Work item: Your answer must be the full listing, reproduced word for word.

Supplied material:
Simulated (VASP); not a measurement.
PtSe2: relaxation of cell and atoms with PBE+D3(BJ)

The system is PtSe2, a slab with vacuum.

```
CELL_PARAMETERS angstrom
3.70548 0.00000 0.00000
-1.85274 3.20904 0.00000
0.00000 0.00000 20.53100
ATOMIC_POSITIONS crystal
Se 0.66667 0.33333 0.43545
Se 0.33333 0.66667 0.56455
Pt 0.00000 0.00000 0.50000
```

Exercise result:
Simulated (VASP); not a measurement.
PtSe2: relaxation of cell and atoms with PBE+D3(BJ)

The system is PtSe2, a slab with vacuum.

```
CELL_PARAMETERS angstrom
3.70548 0.00000 0.00000
-1.85274 3.20904 0.00000
0.00000 0.00000 20.53100
ATOMIC_POSITIONS crystal
Se 0.66667 0.33333 0.43545
Se 0.33333 0.66667 0.56455
Pt 0.00000 0.00000 0.50000
```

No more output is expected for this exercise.